## Information
::::::::

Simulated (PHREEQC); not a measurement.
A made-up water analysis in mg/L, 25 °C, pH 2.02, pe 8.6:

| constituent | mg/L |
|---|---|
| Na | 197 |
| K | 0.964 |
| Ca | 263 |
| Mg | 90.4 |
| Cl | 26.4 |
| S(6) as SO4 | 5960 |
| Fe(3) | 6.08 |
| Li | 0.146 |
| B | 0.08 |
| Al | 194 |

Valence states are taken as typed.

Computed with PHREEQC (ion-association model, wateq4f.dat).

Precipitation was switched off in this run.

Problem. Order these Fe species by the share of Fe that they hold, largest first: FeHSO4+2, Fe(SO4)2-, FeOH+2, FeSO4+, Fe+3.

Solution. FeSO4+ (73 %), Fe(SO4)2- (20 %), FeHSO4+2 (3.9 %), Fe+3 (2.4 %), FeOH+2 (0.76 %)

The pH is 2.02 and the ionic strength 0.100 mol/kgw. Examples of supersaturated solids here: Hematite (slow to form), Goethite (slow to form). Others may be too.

::::::::

## Brief
Output the whole listing exactly, leaving nothing out.

## Task solution
Simulated (PHREEQC); not a measurement.
A made-up water analysis in mg/L, 25 °C, pH 2.02, pe 8.6:

| constituent | mg/L |
|---|---|
| Na | 197 |
| K | 0.964 |
| Ca | 263 |
| Mg | 90.4 |
| Cl | 26.4 |
| S(6) as SO4 | 5960 |
| Fe(3) | 6.08 |
| Li | 0.146 |
| B | 0.08 |
| Al | 194 |

Valence states are taken as typed.

Computed with PHREEQC (ion-association model, wateq4f.dat).

Precipitation was switched off in this run.

Problem. Order these Fe species by the share of Fe that they hold, largest first: FeHSO4+2, Fe(SO4)2-, FeOH+2, FeSO4+, Fe+3.

Solution. FeSO4+ (73 %), Fe(SO4)2- (20 %), FeHSO4+2 (3.9 %), Fe+3 (2.4 %), FeOH+2 (0.76 %)

The pH is 2.02 and the ionic strength 0.100 mol/kgw. Examples of supersaturated solids here: Hematite (slow to form), Goethite (slow to form). Others may be too.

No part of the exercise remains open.